### DATA EXCERPTS:
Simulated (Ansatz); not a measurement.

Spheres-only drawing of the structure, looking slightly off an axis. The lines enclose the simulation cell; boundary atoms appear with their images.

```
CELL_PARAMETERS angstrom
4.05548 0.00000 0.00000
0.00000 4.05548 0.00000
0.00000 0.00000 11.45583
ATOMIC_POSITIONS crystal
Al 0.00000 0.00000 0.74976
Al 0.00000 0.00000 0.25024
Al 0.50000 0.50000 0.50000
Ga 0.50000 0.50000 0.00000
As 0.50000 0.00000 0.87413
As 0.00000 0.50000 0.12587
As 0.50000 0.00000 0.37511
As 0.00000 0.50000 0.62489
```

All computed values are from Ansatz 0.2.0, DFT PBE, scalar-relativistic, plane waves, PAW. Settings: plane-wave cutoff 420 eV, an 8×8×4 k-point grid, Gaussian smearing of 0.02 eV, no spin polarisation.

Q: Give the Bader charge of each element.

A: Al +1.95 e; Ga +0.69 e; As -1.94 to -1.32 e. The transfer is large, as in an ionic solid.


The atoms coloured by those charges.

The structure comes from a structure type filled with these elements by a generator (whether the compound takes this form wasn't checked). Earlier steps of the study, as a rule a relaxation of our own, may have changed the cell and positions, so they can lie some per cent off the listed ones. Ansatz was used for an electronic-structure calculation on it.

### BRIEF:
Output the listing exactly. Leave no line out.

### WRITTEN REPLY:
Simulated (Ansatz); not a measurement.

Spheres-only drawing of the structure, looking slightly off an axis. The lines enclose the simulation cell; boundary atoms appear with their images.

```
CELL_PARAMETERS angstrom
4.05548 0.00000 0.00000
0.00000 4.05548 0.00000
0.00000 0.00000 11.45583
ATOMIC_POSITIONS crystal
Al 0.00000 0.00000 0.74976
Al 0.00000 0.00000 0.25024
Al 0.50000 0.50000 0.50000
Ga 0.50000 0.50000 0.00000
As 0.50000 0.00000 0.87413
As 0.00000 0.50000 0.12587
As 0.50000 0.00000 0.37511
As 0.00000 0.50000 0.62489
```

All computed values are from Ansatz 0.2.0, DFT PBE, scalar-relativistic, plane waves, PAW. Settings: plane-wave cutoff 420 eV, an 8×8×4 k-point grid, Gaussian smearing of 0.02 eV, no spin polarisation.

Q: Give the Bader charge of each element.

A: Al +1.95 e; Ga +0.69 e; As -1.94 to -1.32 e. The transfer is large, as in an ionic solid.


The atoms coloured by those charges.

The structure comes from a structure type filled with these elements by a generator (whether the compound takes this form wasn't checked). Earlier steps of the study, as a rule a relaxation of our own, may have changed the cell and positions, so they can lie some per cent off the listed ones. Ansatz was used for an electronic-structure calculation on it.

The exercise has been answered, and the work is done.